BEGIN MATERIAL SUPPLIED

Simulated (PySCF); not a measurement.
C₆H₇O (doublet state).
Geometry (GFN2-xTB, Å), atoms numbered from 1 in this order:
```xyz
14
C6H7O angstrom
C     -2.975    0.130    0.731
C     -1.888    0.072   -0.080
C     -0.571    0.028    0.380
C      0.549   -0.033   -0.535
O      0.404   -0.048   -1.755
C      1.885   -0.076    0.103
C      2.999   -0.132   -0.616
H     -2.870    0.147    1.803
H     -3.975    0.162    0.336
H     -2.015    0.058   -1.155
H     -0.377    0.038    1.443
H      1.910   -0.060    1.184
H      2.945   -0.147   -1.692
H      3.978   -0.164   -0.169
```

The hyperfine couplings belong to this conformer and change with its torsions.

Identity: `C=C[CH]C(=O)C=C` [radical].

END MATERIAL SUPPLIED

▸ EXERCISE
Could you restate, word for word, the lines above from the one with "C₆H₇O (doublet state)." to the one with "The hyperfine couplings", both included?

▸ EXERCISE ANSWER
C₆H₇O (doublet state).
Geometry (GFN2-xTB, Å), atoms numbered from 1 in this order:
```xyz
14
C6H7O angstrom
C     -2.975    0.130    0.731
C     -1.888    0.072   -0.080
C     -0.571    0.028    0.380
C      0.549   -0.033   -0.535
O      0.404   -0.048   -1.755
C      1.885   -0.076    0.103
C      2.999   -0.132   -0.616
H     -2.870    0.147    1.803
H     -3.975    0.162    0.336
H     -2.015    0.058   -1.155
H     -0.377    0.038    1.443
H      1.910   -0.060    1.184
H      2.945   -0.147   -1.692
H      3.978   -0.164   -0.169
```

The hyperfine couplings belong to this conformer and change with its torsions.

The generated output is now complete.